**Work order**
Nothing in the entries should change; repeat them exactly.

**Raw data**
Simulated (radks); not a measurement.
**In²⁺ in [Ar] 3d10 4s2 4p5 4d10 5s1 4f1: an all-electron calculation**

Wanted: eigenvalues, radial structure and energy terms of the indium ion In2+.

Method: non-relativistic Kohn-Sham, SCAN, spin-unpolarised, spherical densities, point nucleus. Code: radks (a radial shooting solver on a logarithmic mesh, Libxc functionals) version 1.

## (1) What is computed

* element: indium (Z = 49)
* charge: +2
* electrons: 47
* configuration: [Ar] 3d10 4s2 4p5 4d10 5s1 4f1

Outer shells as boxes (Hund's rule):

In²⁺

**Expected answer**
Simulated (radks); not a measurement.
**In²⁺ in [Ar] 3d10 4s2 4p5 4d10 5s1 4f1: an all-electron calculation**

Wanted: eigenvalues, radial structure and energy terms of the indium ion In2+.

Method: non-relativistic Kohn-Sham, SCAN, spin-unpolarised, spherical densities, point nucleus. Code: radks (a radial shooting solver on a logarithmic mesh, Libxc functionals) version 1.

## (1) What is computed

* element: indium (Z = 49)
* charge: +2
* electrons: 47
* configuration: [Ar] 3d10 4s2 4p5 4d10 5s1 4f1

Outer shells as boxes (Hund's rule):

In²⁺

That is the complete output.